= = =

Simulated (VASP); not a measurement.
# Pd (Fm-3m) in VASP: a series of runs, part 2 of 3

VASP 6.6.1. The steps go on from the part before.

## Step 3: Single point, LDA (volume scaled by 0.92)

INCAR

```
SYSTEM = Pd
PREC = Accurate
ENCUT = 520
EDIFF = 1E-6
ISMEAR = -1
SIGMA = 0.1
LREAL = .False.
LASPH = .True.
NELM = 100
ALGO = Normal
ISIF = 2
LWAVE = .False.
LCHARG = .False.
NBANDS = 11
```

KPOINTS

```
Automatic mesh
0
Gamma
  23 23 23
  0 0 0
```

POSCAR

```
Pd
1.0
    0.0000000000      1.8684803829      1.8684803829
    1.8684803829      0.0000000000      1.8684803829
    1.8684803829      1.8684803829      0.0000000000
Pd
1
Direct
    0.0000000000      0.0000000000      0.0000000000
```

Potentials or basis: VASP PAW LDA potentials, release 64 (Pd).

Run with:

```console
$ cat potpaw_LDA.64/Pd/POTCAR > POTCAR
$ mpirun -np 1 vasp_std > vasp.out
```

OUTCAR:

= = =

**WORK ORDER**
All of the data above should be reproduced word for word.

**TASK ANSWER**
Simulated (VASP); not a measurement.
# Pd (Fm-3m) in VASP: a series of runs, part 2 of 3

VASP 6.6.1. The steps go on from the part before.

## Step 3: Single point, LDA (volume scaled by 0.92)

INCAR

```
SYSTEM = Pd
PREC = Accurate
ENCUT = 520
EDIFF = 1E-6
ISMEAR = -1
SIGMA = 0.1
LREAL = .False.
LASPH = .True.
NELM = 100
ALGO = Normal
ISIF = 2
LWAVE = .False.
LCHARG = .False.
NBANDS = 11
```

KPOINTS

```
Automatic mesh
0
Gamma
  23 23 23
  0 0 0
```

POSCAR

```
Pd
1.0
    0.0000000000      1.8684803829      1.8684803829
    1.8684803829      0.0000000000      1.8684803829
    1.8684803829      1.8684803829      0.0000000000
Pd
1
Direct
    0.0000000000      0.0000000000      0.0000000000
```

Potentials or basis: VASP PAW LDA potentials, release 64 (Pd).

Run with:

```console
$ cat potpaw_LDA.64/Pd/POTCAR > POTCAR
$ mpirun -np 1 vasp_std > vasp.out
```

OUTCAR:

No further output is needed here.